» SUPPLIED RECORDS:
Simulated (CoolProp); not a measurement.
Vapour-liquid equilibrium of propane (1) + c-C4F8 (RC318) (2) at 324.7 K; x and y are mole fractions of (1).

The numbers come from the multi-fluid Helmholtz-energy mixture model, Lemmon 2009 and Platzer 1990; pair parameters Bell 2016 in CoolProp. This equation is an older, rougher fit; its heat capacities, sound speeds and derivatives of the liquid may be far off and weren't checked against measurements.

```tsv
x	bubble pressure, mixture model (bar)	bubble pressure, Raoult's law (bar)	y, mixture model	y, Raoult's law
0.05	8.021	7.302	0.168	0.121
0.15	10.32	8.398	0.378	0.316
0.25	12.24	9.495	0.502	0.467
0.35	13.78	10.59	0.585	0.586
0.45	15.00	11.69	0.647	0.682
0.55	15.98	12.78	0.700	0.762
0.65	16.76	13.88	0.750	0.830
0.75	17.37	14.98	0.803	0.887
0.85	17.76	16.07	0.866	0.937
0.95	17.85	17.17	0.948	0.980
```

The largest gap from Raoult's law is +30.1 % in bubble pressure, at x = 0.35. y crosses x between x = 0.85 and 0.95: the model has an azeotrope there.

» WORK ITEM: Retype every line up to and including the one that contains "Vapour-liquid equilibrium of", beginning at the first line of the records, with no edits.

» RESPONSE BOX:
Simulated (CoolProp); not a measurement.
Vapour-liquid equilibrium of propane (1) + c-C4F8 (RC318) (2) at 324.7 K; x and y are mole fractions of (1).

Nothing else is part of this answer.